**Work order**
Start at the first line of the listing below. Write out each line exactly, stopping after the one that contains "This LDA is".

**Dataset**
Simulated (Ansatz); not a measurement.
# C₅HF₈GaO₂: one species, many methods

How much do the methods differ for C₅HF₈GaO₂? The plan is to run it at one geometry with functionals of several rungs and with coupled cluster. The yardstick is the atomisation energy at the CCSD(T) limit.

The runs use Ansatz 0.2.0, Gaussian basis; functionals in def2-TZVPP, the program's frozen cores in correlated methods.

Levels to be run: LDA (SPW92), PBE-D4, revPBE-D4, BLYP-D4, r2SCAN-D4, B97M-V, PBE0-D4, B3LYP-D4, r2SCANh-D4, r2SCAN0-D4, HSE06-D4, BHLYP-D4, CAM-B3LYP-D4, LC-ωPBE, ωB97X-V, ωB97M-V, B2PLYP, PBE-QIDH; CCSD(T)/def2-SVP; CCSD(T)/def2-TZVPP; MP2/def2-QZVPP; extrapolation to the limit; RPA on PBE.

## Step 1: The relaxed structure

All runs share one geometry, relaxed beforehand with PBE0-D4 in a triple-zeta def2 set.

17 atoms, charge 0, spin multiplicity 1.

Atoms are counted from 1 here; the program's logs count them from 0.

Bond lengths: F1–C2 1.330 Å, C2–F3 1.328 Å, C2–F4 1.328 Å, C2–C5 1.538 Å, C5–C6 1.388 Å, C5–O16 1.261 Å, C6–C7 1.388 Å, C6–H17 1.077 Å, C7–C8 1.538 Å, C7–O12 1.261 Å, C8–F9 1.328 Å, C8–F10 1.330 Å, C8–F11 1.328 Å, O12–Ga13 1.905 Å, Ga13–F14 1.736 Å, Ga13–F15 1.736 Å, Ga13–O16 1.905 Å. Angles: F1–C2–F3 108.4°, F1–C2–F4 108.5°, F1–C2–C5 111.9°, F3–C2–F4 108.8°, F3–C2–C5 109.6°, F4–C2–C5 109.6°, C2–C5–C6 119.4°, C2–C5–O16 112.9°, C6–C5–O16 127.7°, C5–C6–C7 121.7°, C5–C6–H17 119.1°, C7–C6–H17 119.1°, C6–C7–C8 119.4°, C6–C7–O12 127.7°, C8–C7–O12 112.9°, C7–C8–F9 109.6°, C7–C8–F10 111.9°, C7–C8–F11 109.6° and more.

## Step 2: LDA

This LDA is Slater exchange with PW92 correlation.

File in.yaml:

**Exercise result**
Simulated (Ansatz); not a measurement.
# C₅HF₈GaO₂: one species, many methods

How much do the methods differ for C₅HF₈GaO₂? The plan is to run it at one geometry with functionals of several rungs and with coupled cluster. The yardstick is the atomisation energy at the CCSD(T) limit.

The runs use Ansatz 0.2.0, Gaussian basis; functionals in def2-TZVPP, the program's frozen cores in correlated methods.

Levels to be run: LDA (SPW92), PBE-D4, revPBE-D4, BLYP-D4, r2SCAN-D4, B97M-V, PBE0-D4, B3LYP-D4, r2SCANh-D4, r2SCAN0-D4, HSE06-D4, BHLYP-D4, CAM-B3LYP-D4, LC-ωPBE, ωB97X-V, ωB97M-V, B2PLYP, PBE-QIDH; CCSD(T)/def2-SVP; CCSD(T)/def2-TZVPP; MP2/def2-QZVPP; extrapolation to the limit; RPA on PBE.

## Step 1: The relaxed structure

All runs share one geometry, relaxed beforehand with PBE0-D4 in a triple-zeta def2 set.

17 atoms, charge 0, spin multiplicity 1.

Atoms are counted from 1 here; the program's logs count them from 0.

Bond lengths: F1–C2 1.330 Å, C2–F3 1.328 Å, C2–F4 1.328 Å, C2–C5 1.538 Å, C5–C6 1.388 Å, C5–O16 1.261 Å, C6–C7 1.388 Å, C6–H17 1.077 Å, C7–C8 1.538 Å, C7–O12 1.261 Å, C8–F9 1.328 Å, C8–F10 1.330 Å, C8–F11 1.328 Å, O12–Ga13 1.905 Å, Ga13–F14 1.736 Å, Ga13–F15 1.736 Å, Ga13–O16 1.905 Å. Angles: F1–C2–F3 108.4°, F1–C2–F4 108.5°, F1–C2–C5 111.9°, F3–C2–F4 108.8°, F3–C2–C5 109.6°, F4–C2–C5 109.6°, C2–C5–C6 119.4°, C2–C5–O16 112.9°, C6–C5–O16 127.7°, C5–C6–C7 121.7°, C5–C6–H17 119.1°, C7–C6–H17 119.1°, C6–C7–C8 119.4°, C6–C7–O12 127.7°, C8–C7–O12 112.9°, C7–C8–F9 109.6°, C7–C8–F10 111.9°, C7–C8–F11 109.6° and more.

## Step 2: LDA

This LDA is Slater exchange with PW92 correlation.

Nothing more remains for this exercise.